Quote only the lines from the top of the listing below down to and including the line with "Total energies compare".

┌────────
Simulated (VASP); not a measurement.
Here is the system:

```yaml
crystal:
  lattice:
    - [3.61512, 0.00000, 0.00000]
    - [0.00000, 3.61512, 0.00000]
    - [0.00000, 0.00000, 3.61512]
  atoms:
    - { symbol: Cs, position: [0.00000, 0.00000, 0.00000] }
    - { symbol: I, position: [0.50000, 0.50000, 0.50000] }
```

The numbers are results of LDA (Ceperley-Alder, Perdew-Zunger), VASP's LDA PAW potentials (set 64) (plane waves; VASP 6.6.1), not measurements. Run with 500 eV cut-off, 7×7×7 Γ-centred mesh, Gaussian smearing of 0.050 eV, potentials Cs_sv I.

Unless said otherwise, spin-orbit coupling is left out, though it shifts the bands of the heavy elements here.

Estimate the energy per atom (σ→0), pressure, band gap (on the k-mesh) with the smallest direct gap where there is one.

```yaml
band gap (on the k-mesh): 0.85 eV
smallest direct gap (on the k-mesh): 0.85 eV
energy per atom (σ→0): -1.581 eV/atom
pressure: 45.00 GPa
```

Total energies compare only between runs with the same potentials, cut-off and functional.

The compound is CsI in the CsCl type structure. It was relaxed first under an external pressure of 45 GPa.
└────────

Answer area -
Simulated (VASP); not a measurement.
Here is the system:

```yaml
crystal:
  lattice:
    - [3.61512, 0.00000, 0.00000]
    - [0.00000, 3.61512, 0.00000]
    - [0.00000, 0.00000, 3.61512]
  atoms:
    - { symbol: Cs, position: [0.00000, 0.00000, 0.00000] }
    - { symbol: I, position: [0.50000, 0.50000, 0.50000] }
```

The numbers are results of LDA (Ceperley-Alder, Perdew-Zunger), VASP's LDA PAW potentials (set 64) (plane waves; VASP 6.6.1), not measurements. Run with 500 eV cut-off, 7×7×7 Γ-centred mesh, Gaussian smearing of 0.050 eV, potentials Cs_sv I.

Unless said otherwise, spin-orbit coupling is left out, though it shifts the bands of the heavy elements here.

Estimate the energy per atom (σ→0), pressure, band gap (on the k-mesh) with the smallest direct gap where there is one.

```yaml
band gap (on the k-mesh): 0.85 eV
smallest direct gap (on the k-mesh): 0.85 eV
energy per atom (σ→0): -1.581 eV/atom
pressure: 45.00 GPa
```

Total energies compare only between runs with the same potentials, cut-off and functional.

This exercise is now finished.